--- ASSIGNED TASK ---
Until you reach the line containing "This geometry differs", reproduce each line of the listing exactly, please, and include that line as well.

=== Section Start ===

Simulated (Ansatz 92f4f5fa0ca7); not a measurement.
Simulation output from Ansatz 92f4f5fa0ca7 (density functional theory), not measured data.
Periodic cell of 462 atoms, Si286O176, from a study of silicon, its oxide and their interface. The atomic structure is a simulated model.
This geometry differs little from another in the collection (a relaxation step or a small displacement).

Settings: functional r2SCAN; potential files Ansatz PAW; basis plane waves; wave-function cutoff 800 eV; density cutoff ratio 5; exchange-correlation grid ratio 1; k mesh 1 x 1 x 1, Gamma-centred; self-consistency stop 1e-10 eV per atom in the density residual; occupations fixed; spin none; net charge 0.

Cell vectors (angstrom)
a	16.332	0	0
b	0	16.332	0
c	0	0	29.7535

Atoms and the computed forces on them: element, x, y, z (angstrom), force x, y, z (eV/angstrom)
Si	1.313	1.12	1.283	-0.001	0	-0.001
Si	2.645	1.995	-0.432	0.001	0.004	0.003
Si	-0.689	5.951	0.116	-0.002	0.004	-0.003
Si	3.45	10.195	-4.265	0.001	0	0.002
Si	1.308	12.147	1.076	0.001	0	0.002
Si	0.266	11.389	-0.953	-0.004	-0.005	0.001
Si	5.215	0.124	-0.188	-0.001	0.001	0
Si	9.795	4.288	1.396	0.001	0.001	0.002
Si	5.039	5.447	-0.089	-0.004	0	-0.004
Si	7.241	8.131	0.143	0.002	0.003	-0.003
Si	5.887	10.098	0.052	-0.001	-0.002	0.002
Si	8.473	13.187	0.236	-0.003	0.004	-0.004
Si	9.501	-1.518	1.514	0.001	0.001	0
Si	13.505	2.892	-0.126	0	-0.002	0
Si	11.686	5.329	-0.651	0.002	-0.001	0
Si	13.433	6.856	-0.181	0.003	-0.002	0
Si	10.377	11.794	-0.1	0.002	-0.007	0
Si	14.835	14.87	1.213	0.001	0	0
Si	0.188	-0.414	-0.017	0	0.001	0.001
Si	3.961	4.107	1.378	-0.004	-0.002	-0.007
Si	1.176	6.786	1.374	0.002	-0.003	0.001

=== Section End ===

--- WRITTEN REPLY ---
Simulated (Ansatz 92f4f5fa0ca7); not a measurement.
Simulation output from Ansatz 92f4f5fa0ca7 (density functional theory), not measured data.
Periodic cell of 462 atoms, Si286O176, from a study of silicon, its oxide and their interface. The atomic structure is a simulated model.
This geometry differs little from another in the collection (a relaxation step or a small displacement).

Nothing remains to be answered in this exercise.